- - - -

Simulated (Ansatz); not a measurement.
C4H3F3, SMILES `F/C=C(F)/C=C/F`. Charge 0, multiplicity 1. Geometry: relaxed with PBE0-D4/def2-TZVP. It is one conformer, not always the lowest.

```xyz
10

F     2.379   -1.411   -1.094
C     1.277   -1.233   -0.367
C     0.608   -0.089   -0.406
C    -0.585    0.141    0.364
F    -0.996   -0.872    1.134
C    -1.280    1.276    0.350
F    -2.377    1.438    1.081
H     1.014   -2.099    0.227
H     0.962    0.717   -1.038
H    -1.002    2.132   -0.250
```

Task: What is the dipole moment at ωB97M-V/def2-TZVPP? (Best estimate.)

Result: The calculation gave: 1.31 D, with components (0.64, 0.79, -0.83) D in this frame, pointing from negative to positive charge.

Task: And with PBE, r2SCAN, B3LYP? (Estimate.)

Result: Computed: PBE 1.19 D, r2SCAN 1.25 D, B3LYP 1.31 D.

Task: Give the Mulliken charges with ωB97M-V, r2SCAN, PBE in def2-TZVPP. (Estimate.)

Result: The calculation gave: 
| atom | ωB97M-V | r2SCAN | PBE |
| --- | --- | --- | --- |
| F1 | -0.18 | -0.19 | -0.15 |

- - - -

Work item: Which lines run from the one holding "Task: What is" through the one holding "r2SCAN | PBE |" in the records above? Repeat them exactly, both included, and nothing more.

Your solution:
Task: What is the dipole moment at ωB97M-V/def2-TZVPP? (Best estimate.)

Result: The calculation gave: 1.31 D, with components (0.64, 0.79, -0.83) D in this frame, pointing from negative to positive charge.

Task: And with PBE, r2SCAN, B3LYP? (Estimate.)

Result: Computed: PBE 1.19 D, r2SCAN 1.25 D, B3LYP 1.31 D.

Task: Give the Mulliken charges with ωB97M-V, r2SCAN, PBE in def2-TZVPP. (Estimate.)

Result: The calculation gave: 
| atom | ωB97M-V | r2SCAN | PBE |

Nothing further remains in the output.